■ **Entries supplied**:
■ ■ ■

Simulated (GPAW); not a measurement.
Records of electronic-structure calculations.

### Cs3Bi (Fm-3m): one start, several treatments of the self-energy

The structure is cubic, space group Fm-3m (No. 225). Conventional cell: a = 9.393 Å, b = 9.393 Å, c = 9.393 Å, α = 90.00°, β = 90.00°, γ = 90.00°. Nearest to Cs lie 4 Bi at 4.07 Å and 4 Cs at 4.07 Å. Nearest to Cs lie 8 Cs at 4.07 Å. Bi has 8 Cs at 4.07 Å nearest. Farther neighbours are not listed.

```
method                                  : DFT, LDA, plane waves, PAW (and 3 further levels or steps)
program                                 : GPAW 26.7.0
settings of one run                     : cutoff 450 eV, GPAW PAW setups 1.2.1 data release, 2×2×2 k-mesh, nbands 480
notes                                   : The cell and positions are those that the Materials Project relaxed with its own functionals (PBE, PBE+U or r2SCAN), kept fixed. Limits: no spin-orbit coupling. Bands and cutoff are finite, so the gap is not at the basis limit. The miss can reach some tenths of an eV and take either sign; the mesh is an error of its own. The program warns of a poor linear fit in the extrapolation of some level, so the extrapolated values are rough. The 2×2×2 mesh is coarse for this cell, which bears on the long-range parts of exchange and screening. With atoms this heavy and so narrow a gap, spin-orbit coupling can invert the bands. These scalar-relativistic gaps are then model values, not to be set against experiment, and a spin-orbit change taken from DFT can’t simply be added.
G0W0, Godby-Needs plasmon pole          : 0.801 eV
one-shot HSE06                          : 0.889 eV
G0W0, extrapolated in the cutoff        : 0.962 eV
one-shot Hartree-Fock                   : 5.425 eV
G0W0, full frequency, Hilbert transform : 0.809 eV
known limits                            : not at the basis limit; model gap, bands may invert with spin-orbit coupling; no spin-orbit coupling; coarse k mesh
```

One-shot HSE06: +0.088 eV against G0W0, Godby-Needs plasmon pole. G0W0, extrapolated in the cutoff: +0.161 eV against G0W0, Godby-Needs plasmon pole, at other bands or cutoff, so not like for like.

■ ■ ■

■ **Assigned task**: Transcribe only, please, the lines from the first line of the records through the line with "### Cs3Bi (Fm-3m): one". Both of those lines are included.

■ **Worked solution**:
Simulated (GPAW); not a measurement.
Records of electronic-structure calculations.

### Cs3Bi (Fm-3m): one start, several treatments of the self-energy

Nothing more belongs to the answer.